** Opening Data supplied block **

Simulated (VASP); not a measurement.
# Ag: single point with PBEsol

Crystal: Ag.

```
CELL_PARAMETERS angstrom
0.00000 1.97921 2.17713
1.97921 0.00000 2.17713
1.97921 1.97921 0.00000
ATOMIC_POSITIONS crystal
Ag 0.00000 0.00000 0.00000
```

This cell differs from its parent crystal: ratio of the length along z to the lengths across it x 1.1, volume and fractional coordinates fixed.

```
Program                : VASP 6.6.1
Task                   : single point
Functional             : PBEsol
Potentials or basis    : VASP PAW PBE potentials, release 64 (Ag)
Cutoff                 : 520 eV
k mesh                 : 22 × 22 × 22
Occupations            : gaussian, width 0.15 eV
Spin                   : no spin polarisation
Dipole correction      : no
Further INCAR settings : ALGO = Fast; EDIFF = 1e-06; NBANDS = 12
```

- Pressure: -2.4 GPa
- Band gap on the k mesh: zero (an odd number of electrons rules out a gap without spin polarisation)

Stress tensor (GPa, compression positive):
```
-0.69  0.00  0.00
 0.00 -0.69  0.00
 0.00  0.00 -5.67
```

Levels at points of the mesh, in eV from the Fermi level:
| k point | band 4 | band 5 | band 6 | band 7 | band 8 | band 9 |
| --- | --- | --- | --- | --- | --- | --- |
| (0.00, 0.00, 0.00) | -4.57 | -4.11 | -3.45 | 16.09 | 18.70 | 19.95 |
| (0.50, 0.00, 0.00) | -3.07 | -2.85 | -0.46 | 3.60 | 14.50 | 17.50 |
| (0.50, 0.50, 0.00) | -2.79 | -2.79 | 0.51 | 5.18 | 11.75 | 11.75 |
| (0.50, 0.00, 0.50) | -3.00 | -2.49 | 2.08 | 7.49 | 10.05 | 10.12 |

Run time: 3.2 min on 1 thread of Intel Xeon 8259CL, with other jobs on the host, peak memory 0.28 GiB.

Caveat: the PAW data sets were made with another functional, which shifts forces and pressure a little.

** Closing Data supplied block **

Work instruction ▸ Lines after the one containing "Run time: 3.2" are not wanted; repeat exactly each line above from the first up to and including it.

Task response ▸
Simulated (VASP); not a measurement.
# Ag: single point with PBEsol

Crystal: Ag.

```
CELL_PARAMETERS angstrom
0.00000 1.97921 2.17713
1.97921 0.00000 2.17713
1.97921 1.97921 0.00000
ATOMIC_POSITIONS crystal
Ag 0.00000 0.00000 0.00000
```

This cell differs from its parent crystal: ratio of the length along z to the lengths across it x 1.1, volume and fractional coordinates fixed.

```
Program                : VASP 6.6.1
Task                   : single point
Functional             : PBEsol
Potentials or basis    : VASP PAW PBE potentials, release 64 (Ag)
Cutoff                 : 520 eV
k mesh                 : 22 × 22 × 22
Occupations            : gaussian, width 0.15 eV
Spin                   : no spin polarisation
Dipole correction      : no
Further INCAR settings : ALGO = Fast; EDIFF = 1e-06; NBANDS = 12
```

- Pressure: -2.4 GPa
- Band gap on the k mesh: zero (an odd number of electrons rules out a gap without spin polarisation)

Stress tensor (GPa, compression positive):
```
-0.69  0.00  0.00
 0.00 -0.69  0.00
 0.00  0.00 -5.67
```

Levels at points of the mesh, in eV from the Fermi level:
| k point | band 4 | band 5 | band 6 | band 7 | band 8 | band 9 |
| --- | --- | --- | --- | --- | --- | --- |
| (0.00, 0.00, 0.00) | -4.57 | -4.11 | -3.45 | 16.09 | 18.70 | 19.95 |
| (0.50, 0.00, 0.00) | -3.07 | -2.85 | -0.46 | 3.60 | 14.50 | 17.50 |
| (0.50, 0.50, 0.00) | -2.79 | -2.79 | 0.51 | 5.18 | 11.75 | 11.75 |
| (0.50, 0.00, 0.50) | -3.00 | -2.49 | 2.08 | 7.49 | 10.05 | 10.12 |

Run time: 3.2 min on 1 thread of Intel Xeon 8259CL, with other jobs on the host, peak memory 0.28 GiB.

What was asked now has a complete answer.